#### [WORK REQUEST]
Return every record verbatim.

──────── INPUT DATA ────────

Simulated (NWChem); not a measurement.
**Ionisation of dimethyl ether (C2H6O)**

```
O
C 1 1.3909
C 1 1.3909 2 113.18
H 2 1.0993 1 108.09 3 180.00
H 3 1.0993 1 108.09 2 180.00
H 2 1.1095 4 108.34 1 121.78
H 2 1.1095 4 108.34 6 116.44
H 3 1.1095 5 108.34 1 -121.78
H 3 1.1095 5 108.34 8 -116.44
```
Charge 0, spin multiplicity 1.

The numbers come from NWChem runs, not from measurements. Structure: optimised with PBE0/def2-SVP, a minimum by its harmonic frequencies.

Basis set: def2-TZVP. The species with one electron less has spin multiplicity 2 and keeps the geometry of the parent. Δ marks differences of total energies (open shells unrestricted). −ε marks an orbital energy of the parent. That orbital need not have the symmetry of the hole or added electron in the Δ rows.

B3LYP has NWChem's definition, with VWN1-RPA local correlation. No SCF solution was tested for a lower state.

────────

#### [REPLY]
Simulated (NWChem); not a measurement.
**Ionisation of dimethyl ether (C2H6O)**

```
O
C 1 1.3909
C 1 1.3909 2 113.18
H 2 1.0993 1 108.09 3 180.00
H 3 1.0993 1 108.09 2 180.00
H 2 1.1095 4 108.34 1 121.78
H 2 1.1095 4 108.34 6 116.44
H 3 1.1095 5 108.34 1 -121.78
H 3 1.1095 5 108.34 8 -116.44
```
Charge 0, spin multiplicity 1.

The numbers come from NWChem runs, not from measurements. Structure: optimised with PBE0/def2-SVP, a minimum by its harmonic frequencies.

Basis set: def2-TZVP. The species with one electron less has spin multiplicity 2 and keeps the geometry of the parent. Δ marks differences of total energies (open shells unrestricted). −ε marks an orbital energy of the parent. That orbital need not have the symmetry of the hole or added electron in the Δ rows.

B3LYP has NWChem's definition, with VWN1-RPA local correlation. No SCF solution was tested for a lower state.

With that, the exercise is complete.